→ Assigned task
Reproduce each line from the first in the data through the line that contains "Aim: the single point of Cs with LDA." exactly; give nothing else.

→ Extracted records
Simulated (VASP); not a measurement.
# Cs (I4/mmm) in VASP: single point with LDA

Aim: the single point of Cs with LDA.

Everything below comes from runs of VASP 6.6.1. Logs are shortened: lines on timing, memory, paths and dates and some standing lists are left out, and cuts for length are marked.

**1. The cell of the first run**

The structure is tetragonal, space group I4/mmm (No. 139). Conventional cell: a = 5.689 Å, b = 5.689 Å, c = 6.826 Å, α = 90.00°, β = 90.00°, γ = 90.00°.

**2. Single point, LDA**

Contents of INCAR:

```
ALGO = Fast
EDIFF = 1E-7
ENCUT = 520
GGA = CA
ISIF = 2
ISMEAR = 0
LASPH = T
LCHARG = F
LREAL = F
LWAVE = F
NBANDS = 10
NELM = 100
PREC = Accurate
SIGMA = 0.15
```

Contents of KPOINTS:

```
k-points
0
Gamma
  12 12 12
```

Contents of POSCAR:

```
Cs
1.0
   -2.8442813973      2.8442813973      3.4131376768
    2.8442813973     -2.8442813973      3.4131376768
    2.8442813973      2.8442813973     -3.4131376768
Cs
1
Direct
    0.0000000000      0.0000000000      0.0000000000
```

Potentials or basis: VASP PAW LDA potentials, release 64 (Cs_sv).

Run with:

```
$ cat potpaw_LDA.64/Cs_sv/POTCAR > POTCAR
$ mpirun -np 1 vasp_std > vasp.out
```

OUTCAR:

→ Exercise output
Simulated (VASP); not a measurement.
# Cs (I4/mmm) in VASP: single point with LDA

Aim: the single point of Cs with LDA.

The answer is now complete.